→ **Work item**: Reproduce word for word, from the entries below, the line with "- Gap 1.32 ±", the line with "Most raw output is cut from this account.", and every line between them, and nothing more.

*****

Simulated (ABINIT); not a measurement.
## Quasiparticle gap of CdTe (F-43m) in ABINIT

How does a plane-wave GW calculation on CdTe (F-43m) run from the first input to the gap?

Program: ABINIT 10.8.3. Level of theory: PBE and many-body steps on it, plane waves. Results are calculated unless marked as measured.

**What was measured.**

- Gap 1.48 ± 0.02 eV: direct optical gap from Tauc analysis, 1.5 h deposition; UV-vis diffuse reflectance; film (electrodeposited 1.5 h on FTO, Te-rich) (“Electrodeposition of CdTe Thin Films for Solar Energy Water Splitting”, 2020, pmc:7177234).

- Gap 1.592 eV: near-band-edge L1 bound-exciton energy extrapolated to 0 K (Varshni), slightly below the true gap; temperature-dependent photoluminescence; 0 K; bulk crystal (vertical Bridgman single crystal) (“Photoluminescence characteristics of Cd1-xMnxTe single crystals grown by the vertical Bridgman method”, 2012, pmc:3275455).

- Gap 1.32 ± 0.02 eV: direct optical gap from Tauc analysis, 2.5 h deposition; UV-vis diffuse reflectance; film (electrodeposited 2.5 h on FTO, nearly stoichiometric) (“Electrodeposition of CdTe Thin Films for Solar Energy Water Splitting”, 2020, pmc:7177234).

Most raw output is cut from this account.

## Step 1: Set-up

*****

→ **Your response**:
- Gap 1.32 ± 0.02 eV: direct optical gap from Tauc analysis, 2.5 h deposition; UV-vis diffuse reflectance; film (electrodeposited 2.5 h on FTO, nearly stoichiometric) (“Electrodeposition of CdTe Thin Films for Solar Energy Water Splitting”, 2020, pmc:7177234).

Most raw output is cut from this account.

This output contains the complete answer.